*** DATASET ENTRIES ***
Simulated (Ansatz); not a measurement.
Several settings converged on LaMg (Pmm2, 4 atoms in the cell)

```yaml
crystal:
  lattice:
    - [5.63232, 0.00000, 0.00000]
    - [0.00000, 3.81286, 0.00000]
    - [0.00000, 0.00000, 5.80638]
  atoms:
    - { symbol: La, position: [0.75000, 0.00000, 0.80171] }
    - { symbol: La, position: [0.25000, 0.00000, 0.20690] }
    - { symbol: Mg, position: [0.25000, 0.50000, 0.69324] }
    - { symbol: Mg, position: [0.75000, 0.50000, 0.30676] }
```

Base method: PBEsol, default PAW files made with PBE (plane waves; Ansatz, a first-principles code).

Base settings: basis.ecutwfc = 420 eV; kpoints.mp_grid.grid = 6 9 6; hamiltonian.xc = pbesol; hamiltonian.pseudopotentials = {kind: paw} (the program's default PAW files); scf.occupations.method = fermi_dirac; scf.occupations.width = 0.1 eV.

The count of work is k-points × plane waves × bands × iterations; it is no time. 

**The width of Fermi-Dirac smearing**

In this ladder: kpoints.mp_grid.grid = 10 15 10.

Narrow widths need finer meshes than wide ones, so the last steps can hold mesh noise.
*** End of DATASET ENTRIES ***

> **WORK INSTRUCTION**
The lines above starting at the one that contains "The count of" and ending at the one that contains "In this ladder: kpoints.mp_grid.grid" must be transcribed exactly, and no other lines may appear.

> **ANSWER SPACE**
The count of work is k-points × plane waves × bands × iterations; it is no time. 

**The width of Fermi-Dirac smearing**

In this ladder: kpoints.mp_grid.grid = 10 15 10.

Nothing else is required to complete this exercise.